**EXERCISE**
Begin at the top of the records and copy each line exactly. The line containing "The structure comes" is the last one to include.

**DATA SUPPLIED**
Segment Open
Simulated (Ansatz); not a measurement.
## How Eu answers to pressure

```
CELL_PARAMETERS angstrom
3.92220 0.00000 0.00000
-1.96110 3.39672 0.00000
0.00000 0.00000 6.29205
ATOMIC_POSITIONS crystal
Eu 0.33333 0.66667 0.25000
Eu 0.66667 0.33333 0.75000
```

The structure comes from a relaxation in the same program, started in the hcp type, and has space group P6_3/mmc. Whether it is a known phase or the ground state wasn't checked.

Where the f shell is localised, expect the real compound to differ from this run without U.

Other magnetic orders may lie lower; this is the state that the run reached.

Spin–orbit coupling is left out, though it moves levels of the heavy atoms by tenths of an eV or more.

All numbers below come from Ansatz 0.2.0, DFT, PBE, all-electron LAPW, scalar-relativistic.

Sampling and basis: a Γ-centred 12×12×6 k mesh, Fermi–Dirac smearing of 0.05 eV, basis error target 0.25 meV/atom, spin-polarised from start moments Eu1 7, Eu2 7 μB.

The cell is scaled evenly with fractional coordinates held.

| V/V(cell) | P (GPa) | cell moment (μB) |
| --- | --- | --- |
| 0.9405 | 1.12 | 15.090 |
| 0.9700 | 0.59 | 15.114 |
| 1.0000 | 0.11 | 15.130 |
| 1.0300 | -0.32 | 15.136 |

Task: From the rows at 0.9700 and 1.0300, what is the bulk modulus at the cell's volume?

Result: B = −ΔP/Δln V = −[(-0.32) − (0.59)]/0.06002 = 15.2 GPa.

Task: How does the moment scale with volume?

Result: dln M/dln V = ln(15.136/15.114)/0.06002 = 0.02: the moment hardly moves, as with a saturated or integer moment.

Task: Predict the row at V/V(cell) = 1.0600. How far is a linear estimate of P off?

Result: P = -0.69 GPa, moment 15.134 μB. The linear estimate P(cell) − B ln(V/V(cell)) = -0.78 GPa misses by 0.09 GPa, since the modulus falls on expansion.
Segment Closed

**TASK SOLUTION**
Simulated (Ansatz); not a measurement.
## How Eu answers to pressure

```
CELL_PARAMETERS angstrom
3.92220 0.00000 0.00000
-1.96110 3.39672 0.00000
0.00000 0.00000 6.29205
ATOMIC_POSITIONS crystal
Eu 0.33333 0.66667 0.25000
Eu 0.66667 0.33333 0.75000
```

The structure comes from a relaxation in the same program, started in the hcp type, and has space group P6_3/mmc. Whether it is a known phase or the ground state wasn't checked.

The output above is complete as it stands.